ENTRIES SUPPLIED:
***

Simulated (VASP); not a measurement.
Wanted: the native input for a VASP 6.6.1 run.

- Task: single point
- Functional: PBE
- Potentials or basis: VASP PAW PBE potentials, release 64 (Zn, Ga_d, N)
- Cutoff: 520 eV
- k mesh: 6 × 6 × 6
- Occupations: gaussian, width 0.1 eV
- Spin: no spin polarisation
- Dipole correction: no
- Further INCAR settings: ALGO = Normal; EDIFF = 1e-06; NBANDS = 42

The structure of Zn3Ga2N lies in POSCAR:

***

BRIEF: Please write out the records from above, keeping every line exact.

ANSWER AREA:
Simulated (VASP); not a measurement.
Wanted: the native input for a VASP 6.6.1 run.

- Task: single point
- Functional: PBE
- Potentials or basis: VASP PAW PBE potentials, release 64 (Zn, Ga_d, N)
- Cutoff: 520 eV
- k mesh: 6 × 6 × 6
- Occupations: gaussian, width 0.1 eV
- Spin: no spin polarisation
- Dipole correction: no
- Further INCAR settings: ALGO = Normal; EDIFF = 1e-06; NBANDS = 42

The structure of Zn3Ga2N lies in POSCAR:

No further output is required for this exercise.